LISTED RECORDS
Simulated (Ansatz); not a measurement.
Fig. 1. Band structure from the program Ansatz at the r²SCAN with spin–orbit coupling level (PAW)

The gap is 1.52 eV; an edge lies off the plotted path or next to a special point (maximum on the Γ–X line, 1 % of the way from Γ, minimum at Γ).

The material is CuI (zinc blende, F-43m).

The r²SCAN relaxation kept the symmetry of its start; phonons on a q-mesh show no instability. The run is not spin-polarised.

ASSIGNED TASK
Each line shown above must be repeated exactly.

PROBLEM SOLUTION
Simulated (Ansatz); not a measurement.
Fig. 1. Band structure from the program Ansatz at the r²SCAN with spin–orbit coupling level (PAW)

The gap is 1.52 eV; an edge lies off the plotted path or next to a special point (maximum on the Γ–X line, 1 % of the way from Γ, minimum at Γ).

The material is CuI (zinc blende, F-43m).

The r²SCAN relaxation kept the symmetry of its start; phonons on a q-mesh show no instability. The run is not spin-polarised.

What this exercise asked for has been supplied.